Action item:
I would like you to transcribe all of the data exactly.

Given records:
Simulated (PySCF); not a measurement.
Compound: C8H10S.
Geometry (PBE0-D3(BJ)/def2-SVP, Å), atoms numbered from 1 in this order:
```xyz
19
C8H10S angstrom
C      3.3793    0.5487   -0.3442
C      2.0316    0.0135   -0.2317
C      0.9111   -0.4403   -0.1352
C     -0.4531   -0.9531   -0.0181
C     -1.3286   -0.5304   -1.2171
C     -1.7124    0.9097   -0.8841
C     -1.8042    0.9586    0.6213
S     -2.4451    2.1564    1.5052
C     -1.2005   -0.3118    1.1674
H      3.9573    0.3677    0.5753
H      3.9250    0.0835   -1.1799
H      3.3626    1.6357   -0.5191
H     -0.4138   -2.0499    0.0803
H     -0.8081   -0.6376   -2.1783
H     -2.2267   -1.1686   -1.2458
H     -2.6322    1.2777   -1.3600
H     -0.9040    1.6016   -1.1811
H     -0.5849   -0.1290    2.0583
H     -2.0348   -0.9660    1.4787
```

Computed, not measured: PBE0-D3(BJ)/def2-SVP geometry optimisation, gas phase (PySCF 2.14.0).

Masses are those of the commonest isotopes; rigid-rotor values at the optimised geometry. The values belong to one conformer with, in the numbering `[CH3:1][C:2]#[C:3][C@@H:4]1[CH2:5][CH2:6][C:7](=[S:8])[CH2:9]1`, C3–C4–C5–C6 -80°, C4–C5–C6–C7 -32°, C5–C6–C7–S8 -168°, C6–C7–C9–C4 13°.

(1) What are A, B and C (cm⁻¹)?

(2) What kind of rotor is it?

Task solution:
Simulated (PySCF); not a measurement.
Compound: C8H10S.
Geometry (PBE0-D3(BJ)/def2-SVP, Å), atoms numbered from 1 in this order:
```xyz
19
C8H10S angstrom
C      3.3793    0.5487   -0.3442
C      2.0316    0.0135   -0.2317
C      0.9111   -0.4403   -0.1352
C     -0.4531   -0.9531   -0.0181
C     -1.3286   -0.5304   -1.2171
C     -1.7124    0.9097   -0.8841
C     -1.8042    0.9586    0.6213
S     -2.4451    2.1564    1.5052
C     -1.2005   -0.3118    1.1674
H      3.9573    0.3677    0.5753
H      3.9250    0.0835   -1.1799
H      3.3626    1.6357   -0.5191
H     -0.4138   -2.0499    0.0803
H     -0.8081   -0.6376   -2.1783
H     -2.2267   -1.1686   -1.2458
H     -2.6322    1.2777   -1.3600
H     -0.9040    1.6016   -1.1811
H     -0.5849   -0.1290    2.0583
H     -2.0348   -0.9660    1.4787
```

Computed, not measured: PBE0-D3(BJ)/def2-SVP geometry optimisation, gas phase (PySCF 2.14.0).

Masses are those of the commonest isotopes; rigid-rotor values at the optimised geometry. The values belong to one conformer with, in the numbering `[CH3:1][C:2]#[C:3][C@@H:4]1[CH2:5][CH2:6][C:7](=[S:8])[CH2:9]1`, C3–C4–C5–C6 -80°, C4–C5–C6–C7 -32°, C5–C6–C7–S8 -168°, C6–C7–C9–C4 13°.

(1) What are A, B and C (cm⁻¹)?

(2) What kind of rotor is it?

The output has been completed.